> **WORK TASK**
Two lines in the data below mark the range: the one with "Unstrained: r2SCAN gives" and the one with "Question: Apply epitaxial". Return both, along with every line between them, exactly.

*** Opening of EXTRACTED INFORMATION ***
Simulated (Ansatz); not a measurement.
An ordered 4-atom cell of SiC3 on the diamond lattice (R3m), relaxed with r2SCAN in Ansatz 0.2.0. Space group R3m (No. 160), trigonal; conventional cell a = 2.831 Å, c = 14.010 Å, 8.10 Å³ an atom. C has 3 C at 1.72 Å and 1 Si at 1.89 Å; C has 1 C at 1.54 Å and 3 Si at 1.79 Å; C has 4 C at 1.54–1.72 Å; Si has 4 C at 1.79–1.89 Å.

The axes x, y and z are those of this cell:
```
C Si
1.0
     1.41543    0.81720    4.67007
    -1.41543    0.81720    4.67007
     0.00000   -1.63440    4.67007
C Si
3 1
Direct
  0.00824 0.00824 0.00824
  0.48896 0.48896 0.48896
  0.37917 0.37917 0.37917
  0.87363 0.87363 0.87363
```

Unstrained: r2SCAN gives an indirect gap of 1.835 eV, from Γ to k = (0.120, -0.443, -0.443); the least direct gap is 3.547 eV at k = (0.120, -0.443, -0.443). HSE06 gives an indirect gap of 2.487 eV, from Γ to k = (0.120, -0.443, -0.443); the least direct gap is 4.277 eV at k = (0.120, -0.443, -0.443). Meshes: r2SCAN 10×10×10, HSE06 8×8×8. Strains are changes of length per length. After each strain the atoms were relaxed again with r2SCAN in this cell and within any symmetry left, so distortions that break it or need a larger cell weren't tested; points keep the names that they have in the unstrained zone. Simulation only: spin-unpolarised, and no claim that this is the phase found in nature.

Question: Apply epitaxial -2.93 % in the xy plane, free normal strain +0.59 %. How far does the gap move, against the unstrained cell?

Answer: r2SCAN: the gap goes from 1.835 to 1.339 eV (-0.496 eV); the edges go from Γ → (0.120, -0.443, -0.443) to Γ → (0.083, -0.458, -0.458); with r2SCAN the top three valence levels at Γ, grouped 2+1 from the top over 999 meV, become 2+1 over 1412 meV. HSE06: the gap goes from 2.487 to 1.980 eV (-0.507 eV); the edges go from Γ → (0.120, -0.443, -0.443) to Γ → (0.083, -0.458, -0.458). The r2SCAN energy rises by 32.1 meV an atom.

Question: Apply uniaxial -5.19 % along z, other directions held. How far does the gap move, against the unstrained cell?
*** Close of EXTRACTED INFORMATION ***

> **EXERCISE RESULT**
Unstrained: r2SCAN gives an indirect gap of 1.835 eV, from Γ to k = (0.120, -0.443, -0.443); the least direct gap is 3.547 eV at k = (0.120, -0.443, -0.443). HSE06 gives an indirect gap of 2.487 eV, from Γ to k = (0.120, -0.443, -0.443); the least direct gap is 4.277 eV at k = (0.120, -0.443, -0.443). Meshes: r2SCAN 10×10×10, HSE06 8×8×8. Strains are changes of length per length. After each strain the atoms were relaxed again with r2SCAN in this cell and within any symmetry left, so distortions that break it or need a larger cell weren't tested; points keep the names that they have in the unstrained zone. Simulation only: spin-unpolarised, and no claim that this is the phase found in nature.

Question: Apply epitaxial -2.93 % in the xy plane, free normal strain +0.59 %. How far does the gap move, against the unstrained cell?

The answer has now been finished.